[[ The data, beginning ]]

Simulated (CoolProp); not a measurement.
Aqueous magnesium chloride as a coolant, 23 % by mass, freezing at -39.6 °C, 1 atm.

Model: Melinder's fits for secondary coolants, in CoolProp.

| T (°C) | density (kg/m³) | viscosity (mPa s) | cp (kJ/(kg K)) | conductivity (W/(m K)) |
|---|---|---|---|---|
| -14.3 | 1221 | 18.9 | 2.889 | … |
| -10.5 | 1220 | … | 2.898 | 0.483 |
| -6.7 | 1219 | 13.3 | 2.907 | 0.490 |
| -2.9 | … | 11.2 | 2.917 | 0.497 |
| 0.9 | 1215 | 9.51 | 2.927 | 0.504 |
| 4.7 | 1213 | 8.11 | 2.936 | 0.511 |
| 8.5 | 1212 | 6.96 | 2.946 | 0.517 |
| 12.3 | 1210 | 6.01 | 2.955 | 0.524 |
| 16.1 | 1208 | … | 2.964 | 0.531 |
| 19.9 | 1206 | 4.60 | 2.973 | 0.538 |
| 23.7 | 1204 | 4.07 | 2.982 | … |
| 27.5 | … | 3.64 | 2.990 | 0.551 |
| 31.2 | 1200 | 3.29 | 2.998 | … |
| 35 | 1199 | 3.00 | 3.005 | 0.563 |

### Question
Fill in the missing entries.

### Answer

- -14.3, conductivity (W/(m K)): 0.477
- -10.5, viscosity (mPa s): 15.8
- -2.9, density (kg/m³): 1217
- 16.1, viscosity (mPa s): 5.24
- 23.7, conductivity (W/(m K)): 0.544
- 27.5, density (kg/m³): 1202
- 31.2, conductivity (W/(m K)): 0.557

[[ The data, end ]]

_Work order_
Return a word-for-word copy of the lines from the beginning of the listing to the line holding "- -14.3, conductivity (W/(m K)): 0.477", both kept.

_Reply_
Simulated (CoolProp); not a measurement.
Aqueous magnesium chloride as a coolant, 23 % by mass, freezing at -39.6 °C, 1 atm.

Model: Melinder's fits for secondary coolants, in CoolProp.

| T (°C) | density (kg/m³) | viscosity (mPa s) | cp (kJ/(kg K)) | conductivity (W/(m K)) |
|---|---|---|---|---|
| -14.3 | 1221 | 18.9 | 2.889 | … |
| -10.5 | 1220 | … | 2.898 | 0.483 |
| -6.7 | 1219 | 13.3 | 2.907 | 0.490 |
| -2.9 | … | 11.2 | 2.917 | 0.497 |
| 0.9 | 1215 | 9.51 | 2.927 | 0.504 |
| 4.7 | 1213 | 8.11 | 2.936 | 0.511 |
| 8.5 | 1212 | 6.96 | 2.946 | 0.517 |
| 12.3 | 1210 | 6.01 | 2.955 | 0.524 |
| 16.1 | 1208 | … | 2.964 | 0.531 |
| 19.9 | 1206 | 4.60 | 2.973 | 0.538 |
| 23.7 | 1204 | 4.07 | 2.982 | … |
| 27.5 | … | 3.64 | 2.990 | 0.551 |
| 31.2 | 1200 | 3.29 | 2.998 | … |
| 35 | 1199 | 3.00 | 3.005 | 0.563 |

### Question
Fill in the missing entries.

### Answer

- -14.3, conductivity (W/(m K)): 0.477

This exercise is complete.